Please transcribe the data that follows exactly, from its first line through the line that contains "σ is the change".

━━━━━━

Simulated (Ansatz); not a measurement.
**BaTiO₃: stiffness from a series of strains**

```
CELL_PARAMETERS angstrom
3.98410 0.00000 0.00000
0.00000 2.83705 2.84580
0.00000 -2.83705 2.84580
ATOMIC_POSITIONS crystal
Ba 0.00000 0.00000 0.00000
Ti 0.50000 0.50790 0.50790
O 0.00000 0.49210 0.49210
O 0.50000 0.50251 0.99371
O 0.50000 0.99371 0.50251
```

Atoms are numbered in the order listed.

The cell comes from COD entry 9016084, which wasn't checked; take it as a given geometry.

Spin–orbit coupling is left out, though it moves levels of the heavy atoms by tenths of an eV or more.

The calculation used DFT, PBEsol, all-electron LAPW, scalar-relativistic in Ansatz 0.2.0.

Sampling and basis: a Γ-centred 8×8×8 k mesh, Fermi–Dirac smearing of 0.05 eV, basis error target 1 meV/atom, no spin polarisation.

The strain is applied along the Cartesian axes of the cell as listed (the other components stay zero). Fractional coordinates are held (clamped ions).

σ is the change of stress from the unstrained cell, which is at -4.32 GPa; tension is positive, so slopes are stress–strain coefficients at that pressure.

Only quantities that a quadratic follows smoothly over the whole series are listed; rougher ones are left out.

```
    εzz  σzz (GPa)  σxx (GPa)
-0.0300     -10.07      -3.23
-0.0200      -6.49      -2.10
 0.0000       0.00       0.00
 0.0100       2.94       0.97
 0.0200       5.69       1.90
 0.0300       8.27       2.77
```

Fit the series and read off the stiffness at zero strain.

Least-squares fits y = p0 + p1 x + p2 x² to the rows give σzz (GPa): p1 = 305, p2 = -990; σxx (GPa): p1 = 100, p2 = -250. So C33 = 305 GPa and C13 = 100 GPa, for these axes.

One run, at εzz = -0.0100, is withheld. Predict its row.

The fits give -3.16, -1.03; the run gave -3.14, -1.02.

━━━━━━

**Result**.
Simulated (Ansatz); not a measurement.
**BaTiO₃: stiffness from a series of strains**

```
CELL_PARAMETERS angstrom
3.98410 0.00000 0.00000
0.00000 2.83705 2.84580
0.00000 -2.83705 2.84580
ATOMIC_POSITIONS crystal
Ba 0.00000 0.00000 0.00000
Ti 0.50000 0.50790 0.50790
O 0.00000 0.49210 0.49210
O 0.50000 0.50251 0.99371
O 0.50000 0.99371 0.50251
```

Atoms are numbered in the order listed.

The cell comes from COD entry 9016084, which wasn't checked; take it as a given geometry.

Spin–orbit coupling is left out, though it moves levels of the heavy atoms by tenths of an eV or more.

The calculation used DFT, PBEsol, all-electron LAPW, scalar-relativistic in Ansatz 0.2.0.

Sampling and basis: a Γ-centred 8×8×8 k mesh, Fermi–Dirac smearing of 0.05 eV, basis error target 1 meV/atom, no spin polarisation.

The strain is applied along the Cartesian axes of the cell as listed (the other components stay zero). Fractional coordinates are held (clamped ions).

σ is the change of stress from the unstrained cell, which is at -4.32 GPa; tension is positive, so slopes are stress–strain coefficients at that pressure.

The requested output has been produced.